> [Required action]: Retype the listing that follows, exactly as written.

BEGIN Information shown
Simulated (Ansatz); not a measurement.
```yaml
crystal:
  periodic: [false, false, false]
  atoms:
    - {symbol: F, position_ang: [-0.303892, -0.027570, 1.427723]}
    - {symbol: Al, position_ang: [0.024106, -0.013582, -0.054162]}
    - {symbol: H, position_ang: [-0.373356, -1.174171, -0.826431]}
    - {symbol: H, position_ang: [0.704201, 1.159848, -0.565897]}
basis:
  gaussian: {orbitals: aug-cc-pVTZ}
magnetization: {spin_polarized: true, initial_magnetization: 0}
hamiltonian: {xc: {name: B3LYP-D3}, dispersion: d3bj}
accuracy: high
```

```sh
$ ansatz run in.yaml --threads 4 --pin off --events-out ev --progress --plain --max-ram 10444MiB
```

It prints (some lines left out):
END Information shown

> [Response box]:
Simulated (Ansatz); not a measurement.
```yaml
crystal:
  periodic: [false, false, false]
  atoms:
    - {symbol: F, position_ang: [-0.303892, -0.027570, 1.427723]}
    - {symbol: Al, position_ang: [0.024106, -0.013582, -0.054162]}
    - {symbol: H, position_ang: [-0.373356, -1.174171, -0.826431]}
    - {symbol: H, position_ang: [0.704201, 1.159848, -0.565897]}
basis:
  gaussian: {orbitals: aug-cc-pVTZ}
magnetization: {spin_polarized: true, initial_magnetization: 0}
hamiltonian: {xc: {name: B3LYP-D3}, dispersion: d3bj}
accuracy: high
```

```sh
$ ansatz run in.yaml --threads 4 --pin off --events-out ev --progress --plain --max-ram 10444MiB
```

It prints (some lines left out):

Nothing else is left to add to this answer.